BEGIN
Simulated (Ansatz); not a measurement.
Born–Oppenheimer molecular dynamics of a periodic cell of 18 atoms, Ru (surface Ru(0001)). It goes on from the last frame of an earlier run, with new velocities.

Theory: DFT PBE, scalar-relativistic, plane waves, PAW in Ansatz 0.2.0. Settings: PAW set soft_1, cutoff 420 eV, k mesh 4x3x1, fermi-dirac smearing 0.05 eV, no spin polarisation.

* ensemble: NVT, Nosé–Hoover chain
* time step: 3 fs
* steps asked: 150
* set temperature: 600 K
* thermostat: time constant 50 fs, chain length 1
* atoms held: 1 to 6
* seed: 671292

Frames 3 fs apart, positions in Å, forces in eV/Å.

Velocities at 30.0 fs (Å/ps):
END

**Brief:** The answer should consist of every record above, copied exactly.

**Problem solution:**
Simulated (Ansatz); not a measurement.
Born–Oppenheimer molecular dynamics of a periodic cell of 18 atoms, Ru (surface Ru(0001)). It goes on from the last frame of an earlier run, with new velocities.

Theory: DFT PBE, scalar-relativistic, plane waves, PAW in Ansatz 0.2.0. Settings: PAW set soft_1, cutoff 420 eV, k mesh 4x3x1, fermi-dirac smearing 0.05 eV, no spin polarisation.

* ensemble: NVT, Nosé–Hoover chain
* time step: 3 fs
* steps asked: 150
* set temperature: 600 K
* thermostat: time constant 50 fs, chain length 1
* atoms held: 1 to 6
* seed: 671292

Frames 3 fs apart, positions in Å, forces in eV/Å.

Velocities at 30.0 fs (Å/ps):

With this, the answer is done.